* **BRIEF**: The expected output is a verbatim reprint of the lines from the beginning of the data that follows through the line that contains "An n-type layer".

* **EXTRACTED MATERIAL**:
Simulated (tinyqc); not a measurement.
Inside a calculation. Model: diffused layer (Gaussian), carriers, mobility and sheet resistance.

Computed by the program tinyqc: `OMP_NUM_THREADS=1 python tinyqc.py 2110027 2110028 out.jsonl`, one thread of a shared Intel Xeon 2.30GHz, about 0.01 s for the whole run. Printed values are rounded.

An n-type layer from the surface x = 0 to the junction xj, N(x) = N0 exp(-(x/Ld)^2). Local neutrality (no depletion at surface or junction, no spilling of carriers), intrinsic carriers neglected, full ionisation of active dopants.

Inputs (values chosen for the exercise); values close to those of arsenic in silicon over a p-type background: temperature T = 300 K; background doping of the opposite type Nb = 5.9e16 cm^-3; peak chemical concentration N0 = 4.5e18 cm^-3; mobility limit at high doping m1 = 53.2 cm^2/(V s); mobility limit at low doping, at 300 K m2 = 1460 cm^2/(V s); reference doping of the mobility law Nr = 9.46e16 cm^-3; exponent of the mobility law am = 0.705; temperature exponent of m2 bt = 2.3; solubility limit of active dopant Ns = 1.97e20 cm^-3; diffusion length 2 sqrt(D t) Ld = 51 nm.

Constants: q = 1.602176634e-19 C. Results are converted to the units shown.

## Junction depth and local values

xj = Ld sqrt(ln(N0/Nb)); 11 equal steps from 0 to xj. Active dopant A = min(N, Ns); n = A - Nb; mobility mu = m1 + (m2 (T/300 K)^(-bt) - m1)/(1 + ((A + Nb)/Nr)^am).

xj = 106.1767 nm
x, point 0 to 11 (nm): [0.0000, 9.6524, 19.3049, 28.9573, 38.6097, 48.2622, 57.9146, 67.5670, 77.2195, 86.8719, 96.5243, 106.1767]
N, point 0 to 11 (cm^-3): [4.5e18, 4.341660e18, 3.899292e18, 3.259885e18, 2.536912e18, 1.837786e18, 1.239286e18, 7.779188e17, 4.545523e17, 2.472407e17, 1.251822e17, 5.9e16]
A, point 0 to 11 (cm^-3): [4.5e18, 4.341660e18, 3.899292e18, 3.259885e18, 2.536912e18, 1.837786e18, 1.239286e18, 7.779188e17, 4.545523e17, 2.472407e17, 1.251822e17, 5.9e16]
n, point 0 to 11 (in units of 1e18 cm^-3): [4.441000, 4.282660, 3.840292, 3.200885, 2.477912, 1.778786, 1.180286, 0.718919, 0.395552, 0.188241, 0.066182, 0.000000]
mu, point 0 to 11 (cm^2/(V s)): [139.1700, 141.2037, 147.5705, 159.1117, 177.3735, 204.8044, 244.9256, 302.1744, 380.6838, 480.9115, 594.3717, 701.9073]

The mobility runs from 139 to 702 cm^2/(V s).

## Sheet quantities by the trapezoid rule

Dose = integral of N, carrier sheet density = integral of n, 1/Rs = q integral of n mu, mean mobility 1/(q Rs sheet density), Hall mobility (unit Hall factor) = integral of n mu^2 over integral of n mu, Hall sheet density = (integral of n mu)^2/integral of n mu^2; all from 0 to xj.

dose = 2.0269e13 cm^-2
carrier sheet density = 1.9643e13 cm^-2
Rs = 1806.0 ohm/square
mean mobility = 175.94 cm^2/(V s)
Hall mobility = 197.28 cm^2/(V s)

* **TASK RESPONSE**:
Simulated (tinyqc); not a measurement.
Inside a calculation. Model: diffused layer (Gaussian), carriers, mobility and sheet resistance.

Computed by the program tinyqc: `OMP_NUM_THREADS=1 python tinyqc.py 2110027 2110028 out.jsonl`, one thread of a shared Intel Xeon 2.30GHz, about 0.01 s for the whole run. Printed values are rounded.

An n-type layer from the surface x = 0 to the junction xj, N(x) = N0 exp(-(x/Ld)^2). Local neutrality (no depletion at surface or junction, no spilling of carriers), intrinsic carriers neglected, full ionisation of active dopants.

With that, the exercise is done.